TASK ITEM. Copy word for word the lines from the start of the records through the line that contains "The reference is 19×19×19", both included.

DATASET ENTRIES.
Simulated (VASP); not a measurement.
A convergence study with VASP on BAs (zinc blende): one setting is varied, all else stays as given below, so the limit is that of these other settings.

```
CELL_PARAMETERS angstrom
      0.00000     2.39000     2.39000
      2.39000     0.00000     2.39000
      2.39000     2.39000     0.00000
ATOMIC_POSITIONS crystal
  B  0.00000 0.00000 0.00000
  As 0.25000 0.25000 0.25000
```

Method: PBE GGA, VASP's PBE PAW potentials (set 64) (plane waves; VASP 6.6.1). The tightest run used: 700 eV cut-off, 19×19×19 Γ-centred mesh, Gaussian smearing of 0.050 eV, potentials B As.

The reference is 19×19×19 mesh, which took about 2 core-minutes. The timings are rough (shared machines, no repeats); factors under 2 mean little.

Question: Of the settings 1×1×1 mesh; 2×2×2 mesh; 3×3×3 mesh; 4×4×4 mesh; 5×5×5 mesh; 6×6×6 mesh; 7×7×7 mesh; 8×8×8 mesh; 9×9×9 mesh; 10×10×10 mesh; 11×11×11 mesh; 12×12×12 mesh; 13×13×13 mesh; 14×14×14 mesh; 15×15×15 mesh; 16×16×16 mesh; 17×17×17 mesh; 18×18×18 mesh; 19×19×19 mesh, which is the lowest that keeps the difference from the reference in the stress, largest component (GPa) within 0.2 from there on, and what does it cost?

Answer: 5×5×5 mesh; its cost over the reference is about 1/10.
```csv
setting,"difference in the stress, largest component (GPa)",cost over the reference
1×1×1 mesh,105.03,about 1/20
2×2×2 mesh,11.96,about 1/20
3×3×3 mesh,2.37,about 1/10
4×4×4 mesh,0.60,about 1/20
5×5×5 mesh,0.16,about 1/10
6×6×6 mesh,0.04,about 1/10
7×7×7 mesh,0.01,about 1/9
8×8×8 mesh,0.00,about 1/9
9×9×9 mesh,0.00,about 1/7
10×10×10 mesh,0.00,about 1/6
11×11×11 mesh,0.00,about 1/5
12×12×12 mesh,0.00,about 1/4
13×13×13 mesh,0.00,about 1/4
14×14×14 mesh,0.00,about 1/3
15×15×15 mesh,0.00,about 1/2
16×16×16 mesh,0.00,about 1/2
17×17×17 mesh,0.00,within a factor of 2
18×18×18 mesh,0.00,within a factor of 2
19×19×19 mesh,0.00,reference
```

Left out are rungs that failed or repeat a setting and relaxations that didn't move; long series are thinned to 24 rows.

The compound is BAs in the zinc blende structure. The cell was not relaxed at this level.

SOLUTION.
Simulated (VASP); not a measurement.
A convergence study with VASP on BAs (zinc blende): one setting is varied, all else stays as given below, so the limit is that of these other settings.

```
CELL_PARAMETERS angstrom
      0.00000     2.39000     2.39000
      2.39000     0.00000     2.39000
      2.39000     2.39000     0.00000
ATOMIC_POSITIONS crystal
  B  0.00000 0.00000 0.00000
  As 0.25000 0.25000 0.25000
```

Method: PBE GGA, VASP's PBE PAW potentials (set 64) (plane waves; VASP 6.6.1). The tightest run used: 700 eV cut-off, 19×19×19 Γ-centred mesh, Gaussian smearing of 0.050 eV, potentials B As.

The reference is 19×19×19 mesh, which took about 2 core-minutes. The timings are rough (shared machines, no repeats); factors under 2 mean little.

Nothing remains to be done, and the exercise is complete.